◆ TASK ITEM: The answer must restate every record word for word.

◆ AVAILABLE DATA:
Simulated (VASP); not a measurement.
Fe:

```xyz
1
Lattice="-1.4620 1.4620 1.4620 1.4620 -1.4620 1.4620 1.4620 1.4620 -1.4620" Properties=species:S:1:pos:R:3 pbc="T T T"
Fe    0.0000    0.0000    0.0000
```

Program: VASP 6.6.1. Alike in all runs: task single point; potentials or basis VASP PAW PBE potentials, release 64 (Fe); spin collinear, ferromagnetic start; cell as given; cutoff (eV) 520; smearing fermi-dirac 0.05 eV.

◆ SOLUTION:
Simulated (VASP); not a measurement.
Fe:

```xyz
1
Lattice="-1.4620 1.4620 1.4620 1.4620 -1.4620 1.4620 1.4620 1.4620 -1.4620" Properties=species:S:1:pos:R:3 pbc="T T T"
Fe    0.0000    0.0000    0.0000
```

Program: VASP 6.6.1. Alike in all runs: task single point; potentials or basis VASP PAW PBE potentials, release 64 (Fe); spin collinear, ferromagnetic start; cell as given; cutoff (eV) 520; smearing fermi-dirac 0.05 eV.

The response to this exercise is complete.